══ DATA EXTRACTS

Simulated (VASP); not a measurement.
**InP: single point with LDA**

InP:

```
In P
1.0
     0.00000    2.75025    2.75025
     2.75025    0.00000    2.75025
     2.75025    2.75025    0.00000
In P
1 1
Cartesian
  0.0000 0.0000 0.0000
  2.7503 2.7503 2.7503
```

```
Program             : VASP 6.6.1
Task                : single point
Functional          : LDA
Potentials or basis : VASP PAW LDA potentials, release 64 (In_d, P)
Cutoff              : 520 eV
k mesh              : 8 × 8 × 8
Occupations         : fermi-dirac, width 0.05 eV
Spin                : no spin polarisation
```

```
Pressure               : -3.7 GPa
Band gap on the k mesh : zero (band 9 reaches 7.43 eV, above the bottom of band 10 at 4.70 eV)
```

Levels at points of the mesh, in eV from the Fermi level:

════

## WORK ITEM
Transcribe every record above exactly as it appears.

## EXERCISE OUTPUT
Simulated (VASP); not a measurement.
**InP: single point with LDA**

InP:

```
In P
1.0
     0.00000    2.75025    2.75025
     2.75025    0.00000    2.75025
     2.75025    2.75025    0.00000
In P
1 1
Cartesian
  0.0000 0.0000 0.0000
  2.7503 2.7503 2.7503
```

```
Program             : VASP 6.6.1
Task                : single point
Functional          : LDA
Potentials or basis : VASP PAW LDA potentials, release 64 (In_d, P)
Cutoff              : 520 eV
k mesh              : 8 × 8 × 8
Occupations         : fermi-dirac, width 0.05 eV
Spin                : no spin polarisation
```

```
Pressure               : -3.7 GPa
Band gap on the k mesh : zero (band 9 reaches 7.43 eV, above the bottom of band 10 at 4.70 eV)
```

Levels at points of the mesh, in eV from the Fermi level:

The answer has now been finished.